• _Brief_: Output every line from the beginning of the records through the line that contains "Answer. Si–H (1.50", exactly as it appears.

————

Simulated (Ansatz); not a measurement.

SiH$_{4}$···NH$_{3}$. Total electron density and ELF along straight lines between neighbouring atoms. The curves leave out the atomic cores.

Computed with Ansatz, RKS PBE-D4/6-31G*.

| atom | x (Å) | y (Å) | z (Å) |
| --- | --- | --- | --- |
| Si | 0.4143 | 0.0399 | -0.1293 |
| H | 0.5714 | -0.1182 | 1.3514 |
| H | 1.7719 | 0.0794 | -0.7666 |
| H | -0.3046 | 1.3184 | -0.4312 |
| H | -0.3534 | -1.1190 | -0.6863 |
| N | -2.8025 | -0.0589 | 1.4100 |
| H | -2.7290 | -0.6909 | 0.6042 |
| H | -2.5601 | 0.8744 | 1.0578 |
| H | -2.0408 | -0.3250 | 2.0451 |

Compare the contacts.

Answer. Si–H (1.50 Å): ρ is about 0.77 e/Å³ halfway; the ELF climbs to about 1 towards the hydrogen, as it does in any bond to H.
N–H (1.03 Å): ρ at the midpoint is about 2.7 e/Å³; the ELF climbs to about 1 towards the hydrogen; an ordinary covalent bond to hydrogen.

————

• _Problem solution_:
Simulated (Ansatz); not a measurement.

SiH$_{4}$···NH$_{3}$. Total electron density and ELF along straight lines between neighbouring atoms. The curves leave out the atomic cores.

Computed with Ansatz, RKS PBE-D4/6-31G*.

| atom | x (Å) | y (Å) | z (Å) |
| --- | --- | --- | --- |
| Si | 0.4143 | 0.0399 | -0.1293 |
| H | 0.5714 | -0.1182 | 1.3514 |
| H | 1.7719 | 0.0794 | -0.7666 |
| H | -0.3046 | 1.3184 | -0.4312 |
| H | -0.3534 | -1.1190 | -0.6863 |
| N | -2.8025 | -0.0589 | 1.4100 |
| H | -2.7290 | -0.6909 | 0.6042 |
| H | -2.5601 | 0.8744 | 1.0578 |
| H | -2.0408 | -0.3250 | 2.0451 |

Compare the contacts.

Answer. Si–H (1.50 Å): ρ is about 0.77 e/Å³ halfway; the ELF climbs to about 1 towards the hydrogen, as it does in any bond to H.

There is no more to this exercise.